Task item: Beginning with the opening line, restate the following material exactly, up through the line that contains "- Dit = 0 cm^-2".

BEGIN
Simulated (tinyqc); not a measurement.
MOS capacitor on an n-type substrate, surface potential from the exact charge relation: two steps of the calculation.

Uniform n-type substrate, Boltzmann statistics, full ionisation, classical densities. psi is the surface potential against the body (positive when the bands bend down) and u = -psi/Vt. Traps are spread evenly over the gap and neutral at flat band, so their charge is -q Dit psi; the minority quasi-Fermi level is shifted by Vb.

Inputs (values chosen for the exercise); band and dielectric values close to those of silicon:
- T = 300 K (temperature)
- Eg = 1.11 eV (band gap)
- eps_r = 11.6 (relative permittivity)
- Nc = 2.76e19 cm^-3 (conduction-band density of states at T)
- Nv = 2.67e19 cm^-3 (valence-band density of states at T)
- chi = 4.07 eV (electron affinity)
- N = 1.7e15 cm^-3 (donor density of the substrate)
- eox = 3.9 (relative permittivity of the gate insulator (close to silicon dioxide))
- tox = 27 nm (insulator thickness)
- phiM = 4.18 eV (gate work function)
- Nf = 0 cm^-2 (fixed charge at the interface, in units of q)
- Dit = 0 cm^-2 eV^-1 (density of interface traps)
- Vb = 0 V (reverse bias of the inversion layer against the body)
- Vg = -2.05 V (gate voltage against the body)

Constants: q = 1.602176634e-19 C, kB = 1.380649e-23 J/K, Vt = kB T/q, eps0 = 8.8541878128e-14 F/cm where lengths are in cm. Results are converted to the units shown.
END

Exercise output:
Simulated (tinyqc); not a measurement.
MOS capacitor on an n-type substrate, surface potential from the exact charge relation: two steps of the calculation.

Uniform n-type substrate, Boltzmann statistics, full ionisation, classical densities. psi is the surface potential against the body (positive when the bands bend down) and u = -psi/Vt. Traps are spread evenly over the gap and neutral at flat band, so their charge is -q Dit psi; the minority quasi-Fermi level is shifted by Vb.

Inputs (values chosen for the exercise); band and dielectric values close to those of silicon:
- T = 300 K (temperature)
- Eg = 1.11 eV (band gap)
- eps_r = 11.6 (relative permittivity)
- Nc = 2.76e19 cm^-3 (conduction-band density of states at T)
- Nv = 2.67e19 cm^-3 (valence-band density of states at T)
- chi = 4.07 eV (electron affinity)
- N = 1.7e15 cm^-3 (donor density of the substrate)
- eox = 3.9 (relative permittivity of the gate insulator (close to silicon dioxide))
- tox = 27 nm (insulator thickness)
- phiM = 4.18 eV (gate work function)
- Nf = 0 cm^-2 (fixed charge at the interface, in units of q)
- Dit = 0 cm^-2 eV^-1 (density of interface traps)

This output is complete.